Requirement: There is one span to output from the data below: the lines starting at the line with "Give: ni; phiF; Cox; gamma; VT; m." and ending at the line with "VT = 0.2265 V". Output it exactly, ends included, nothing more.

Study material:
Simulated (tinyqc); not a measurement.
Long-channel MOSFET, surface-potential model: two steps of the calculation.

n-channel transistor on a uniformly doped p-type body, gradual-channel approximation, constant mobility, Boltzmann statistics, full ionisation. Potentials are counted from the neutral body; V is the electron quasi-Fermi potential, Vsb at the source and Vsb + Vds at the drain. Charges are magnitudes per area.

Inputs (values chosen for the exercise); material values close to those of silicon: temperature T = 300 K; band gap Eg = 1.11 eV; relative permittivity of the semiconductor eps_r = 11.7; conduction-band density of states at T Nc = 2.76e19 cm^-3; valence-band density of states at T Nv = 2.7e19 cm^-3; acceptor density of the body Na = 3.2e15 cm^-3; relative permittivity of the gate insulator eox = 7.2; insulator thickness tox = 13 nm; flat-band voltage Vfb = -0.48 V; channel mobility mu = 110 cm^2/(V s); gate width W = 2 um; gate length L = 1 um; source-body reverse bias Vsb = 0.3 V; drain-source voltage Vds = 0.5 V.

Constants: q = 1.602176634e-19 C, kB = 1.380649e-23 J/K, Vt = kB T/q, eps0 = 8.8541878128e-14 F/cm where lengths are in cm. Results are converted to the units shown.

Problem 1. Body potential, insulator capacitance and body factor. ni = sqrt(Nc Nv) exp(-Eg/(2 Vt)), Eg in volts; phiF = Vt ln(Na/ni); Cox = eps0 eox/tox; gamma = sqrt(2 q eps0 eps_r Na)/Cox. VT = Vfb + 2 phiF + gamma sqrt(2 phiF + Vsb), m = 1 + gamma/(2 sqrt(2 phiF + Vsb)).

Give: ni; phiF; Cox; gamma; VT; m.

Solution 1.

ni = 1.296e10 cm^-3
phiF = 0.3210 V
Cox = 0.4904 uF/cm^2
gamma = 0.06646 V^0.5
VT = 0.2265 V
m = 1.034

Reply:
Give: ni; phiF; Cox; gamma; VT; m.

Solution 1.

ni = 1.296e10 cm^-3
phiF = 0.3210 V
Cox = 0.4904 uF/cm^2
gamma = 0.06646 V^0.5
VT = 0.2265 V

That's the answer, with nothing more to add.